─── Data supplied ───

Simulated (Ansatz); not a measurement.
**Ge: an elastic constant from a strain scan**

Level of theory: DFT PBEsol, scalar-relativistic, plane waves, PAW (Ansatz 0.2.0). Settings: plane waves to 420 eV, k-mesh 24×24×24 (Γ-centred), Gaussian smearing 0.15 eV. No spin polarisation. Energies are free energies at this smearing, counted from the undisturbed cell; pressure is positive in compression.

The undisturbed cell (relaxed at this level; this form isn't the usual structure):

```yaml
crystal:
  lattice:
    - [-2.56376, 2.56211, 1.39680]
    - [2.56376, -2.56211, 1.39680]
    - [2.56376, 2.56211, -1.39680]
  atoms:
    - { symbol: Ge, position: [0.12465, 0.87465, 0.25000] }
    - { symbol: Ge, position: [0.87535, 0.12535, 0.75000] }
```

───

Work task: Whatever appears in the data above must be copied word for word.

Task answer:
Simulated (Ansatz); not a measurement.
**Ge: an elastic constant from a strain scan**

Level of theory: DFT PBEsol, scalar-relativistic, plane waves, PAW (Ansatz 0.2.0). Settings: plane waves to 420 eV, k-mesh 24×24×24 (Γ-centred), Gaussian smearing 0.15 eV. No spin polarisation. Energies are free energies at this smearing, counted from the undisturbed cell; pressure is positive in compression.

The undisturbed cell (relaxed at this level; this form isn't the usual structure):

```yaml
crystal:
  lattice:
    - [-2.56376, 2.56211, 1.39680]
    - [2.56376, -2.56211, 1.39680]
    - [2.56376, 2.56211, -1.39680]
  atoms:
    - { symbol: Ge, position: [0.12465, 0.87465, 0.25000] }
    - { symbol: Ge, position: [0.87535, 0.12535, 0.75000] }
```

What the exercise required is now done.